* **REQUIREMENT**: Word for word, set down every line of the entries below from the line with "V (Å³/atom) |" to the line with "A third-order Birch–Murnaghan", including both, and no other line.

++++++++

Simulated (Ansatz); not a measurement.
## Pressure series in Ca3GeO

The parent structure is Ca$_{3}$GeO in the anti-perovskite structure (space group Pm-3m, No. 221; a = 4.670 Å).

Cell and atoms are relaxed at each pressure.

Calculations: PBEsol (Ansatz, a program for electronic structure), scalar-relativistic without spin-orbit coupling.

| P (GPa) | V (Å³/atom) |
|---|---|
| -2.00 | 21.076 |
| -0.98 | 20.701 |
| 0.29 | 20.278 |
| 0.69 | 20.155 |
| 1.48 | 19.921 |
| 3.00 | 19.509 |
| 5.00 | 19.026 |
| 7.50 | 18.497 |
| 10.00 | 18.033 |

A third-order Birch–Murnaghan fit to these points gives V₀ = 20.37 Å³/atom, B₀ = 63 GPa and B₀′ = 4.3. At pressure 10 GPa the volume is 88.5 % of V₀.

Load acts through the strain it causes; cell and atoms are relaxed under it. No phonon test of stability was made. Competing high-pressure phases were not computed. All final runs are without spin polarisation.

++++++++

* **PROBLEM SOLUTION**:
| P (GPa) | V (Å³/atom) |
|---|---|
| -2.00 | 21.076 |
| -0.98 | 20.701 |
| 0.29 | 20.278 |
| 0.69 | 20.155 |
| 1.48 | 19.921 |
| 3.00 | 19.509 |
| 5.00 | 19.026 |
| 7.50 | 18.497 |
| 10.00 | 18.033 |

A third-order Birch–Murnaghan fit to these points gives V₀ = 20.37 Å³/atom, B₀ = 63 GPa and B₀′ = 4.3. At pressure 10 GPa the volume is 88.5 % of V₀.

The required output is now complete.